__Action item__: Write out exactly what each line says, starting with the first line below and ending on the one with "1.667 | 0.706 |".

Study material below:
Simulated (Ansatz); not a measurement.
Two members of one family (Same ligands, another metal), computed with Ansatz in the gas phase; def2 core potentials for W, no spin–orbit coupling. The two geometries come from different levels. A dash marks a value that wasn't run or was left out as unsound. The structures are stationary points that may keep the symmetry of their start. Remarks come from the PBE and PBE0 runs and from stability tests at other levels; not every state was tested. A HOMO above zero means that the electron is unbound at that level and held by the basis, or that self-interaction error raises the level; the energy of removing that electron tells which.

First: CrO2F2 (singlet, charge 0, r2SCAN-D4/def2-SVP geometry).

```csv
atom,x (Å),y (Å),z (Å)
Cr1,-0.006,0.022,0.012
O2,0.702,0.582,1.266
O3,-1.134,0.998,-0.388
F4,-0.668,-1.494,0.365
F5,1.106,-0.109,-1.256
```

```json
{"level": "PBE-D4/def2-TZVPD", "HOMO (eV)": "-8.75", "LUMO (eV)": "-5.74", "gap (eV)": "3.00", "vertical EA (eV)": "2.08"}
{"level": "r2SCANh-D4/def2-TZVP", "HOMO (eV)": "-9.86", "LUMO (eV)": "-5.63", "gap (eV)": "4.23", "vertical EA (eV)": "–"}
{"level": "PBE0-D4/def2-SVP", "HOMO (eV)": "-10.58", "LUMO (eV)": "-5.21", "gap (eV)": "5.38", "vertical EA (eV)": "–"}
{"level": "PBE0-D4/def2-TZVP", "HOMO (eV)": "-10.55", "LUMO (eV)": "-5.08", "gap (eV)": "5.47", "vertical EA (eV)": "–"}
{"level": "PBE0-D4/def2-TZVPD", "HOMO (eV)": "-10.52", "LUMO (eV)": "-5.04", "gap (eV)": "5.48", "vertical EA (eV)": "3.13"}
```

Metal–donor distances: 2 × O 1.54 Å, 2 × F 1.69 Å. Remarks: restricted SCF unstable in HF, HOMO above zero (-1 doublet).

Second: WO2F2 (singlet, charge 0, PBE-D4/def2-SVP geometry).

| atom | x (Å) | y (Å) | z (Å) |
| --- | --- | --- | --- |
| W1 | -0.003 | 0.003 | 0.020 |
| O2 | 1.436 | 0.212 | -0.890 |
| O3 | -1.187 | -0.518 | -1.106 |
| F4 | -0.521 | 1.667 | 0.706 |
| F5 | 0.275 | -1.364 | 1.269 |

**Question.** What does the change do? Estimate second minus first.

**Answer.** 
End of Study material.

__Task answer__:
Simulated (Ansatz); not a measurement.
Two members of one family (Same ligands, another metal), computed with Ansatz in the gas phase; def2 core potentials for W, no spin–orbit coupling. The two geometries come from different levels. A dash marks a value that wasn't run or was left out as unsound. The structures are stationary points that may keep the symmetry of their start. Remarks come from the PBE and PBE0 runs and from stability tests at other levels; not every state was tested. A HOMO above zero means that the electron is unbound at that level and held by the basis, or that self-interaction error raises the level; the energy of removing that electron tells which.

First: CrO2F2 (singlet, charge 0, r2SCAN-D4/def2-SVP geometry).

```csv
atom,x (Å),y (Å),z (Å)
Cr1,-0.006,0.022,0.012
O2,0.702,0.582,1.266
O3,-1.134,0.998,-0.388
F4,-0.668,-1.494,0.365
F5,1.106,-0.109,-1.256
```

```json
{"level": "PBE-D4/def2-TZVPD", "HOMO (eV)": "-8.75", "LUMO (eV)": "-5.74", "gap (eV)": "3.00", "vertical EA (eV)": "2.08"}
{"level": "r2SCANh-D4/def2-TZVP", "HOMO (eV)": "-9.86", "LUMO (eV)": "-5.63", "gap (eV)": "4.23", "vertical EA (eV)": "–"}
{"level": "PBE0-D4/def2-SVP", "HOMO (eV)": "-10.58", "LUMO (eV)": "-5.21", "gap (eV)": "5.38", "vertical EA (eV)": "–"}
{"level": "PBE0-D4/def2-TZVP", "HOMO (eV)": "-10.55", "LUMO (eV)": "-5.08", "gap (eV)": "5.47", "vertical EA (eV)": "–"}
{"level": "PBE0-D4/def2-TZVPD", "HOMO (eV)": "-10.52", "LUMO (eV)": "-5.04", "gap (eV)": "5.48", "vertical EA (eV)": "3.13"}
```

Metal–donor distances: 2 × O 1.54 Å, 2 × F 1.69 Å. Remarks: restricted SCF unstable in HF, HOMO above zero (-1 doublet).

Second: WO2F2 (singlet, charge 0, PBE-D4/def2-SVP geometry).

| atom | x (Å) | y (Å) | z (Å) |
| --- | --- | --- | --- |
| W1 | -0.003 | 0.003 | 0.020 |
| O2 | 1.436 | 0.212 | -0.890 |
| O3 | -1.187 | -0.518 | -1.106 |
| F4 | -0.521 | 1.667 | 0.706 |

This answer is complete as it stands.